**Given records:**
■ ■ ■ ■ ■

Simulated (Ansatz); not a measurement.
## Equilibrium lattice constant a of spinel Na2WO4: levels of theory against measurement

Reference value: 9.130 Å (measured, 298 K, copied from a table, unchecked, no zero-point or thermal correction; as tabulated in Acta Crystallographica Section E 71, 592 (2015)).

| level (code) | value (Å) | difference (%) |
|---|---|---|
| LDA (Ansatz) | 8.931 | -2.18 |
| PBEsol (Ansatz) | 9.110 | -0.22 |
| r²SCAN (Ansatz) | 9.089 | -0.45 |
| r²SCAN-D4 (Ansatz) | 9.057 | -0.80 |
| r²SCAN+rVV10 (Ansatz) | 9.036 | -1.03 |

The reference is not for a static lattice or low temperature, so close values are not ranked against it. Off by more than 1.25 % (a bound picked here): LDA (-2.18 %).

■ ■ ■ ■ ■

**Action item:** Repeat the whole listing verbatim.

**Exercise solution:**
Simulated (Ansatz); not a measurement.
## Equilibrium lattice constant a of spinel Na2WO4: levels of theory against measurement

Reference value: 9.130 Å (measured, 298 K, copied from a table, unchecked, no zero-point or thermal correction; as tabulated in Acta Crystallographica Section E 71, 592 (2015)).

| level (code) | value (Å) | difference (%) |
|---|---|---|
| LDA (Ansatz) | 8.931 | -2.18 |
| PBEsol (Ansatz) | 9.110 | -0.22 |
| r²SCAN (Ansatz) | 9.089 | -0.45 |
| r²SCAN-D4 (Ansatz) | 9.057 | -0.80 |
| r²SCAN+rVV10 (Ansatz) | 9.036 | -1.03 |

The reference is not for a static lattice or low temperature, so close values are not ranked against it. Off by more than 1.25 % (a bound picked here): LDA (-2.18 %).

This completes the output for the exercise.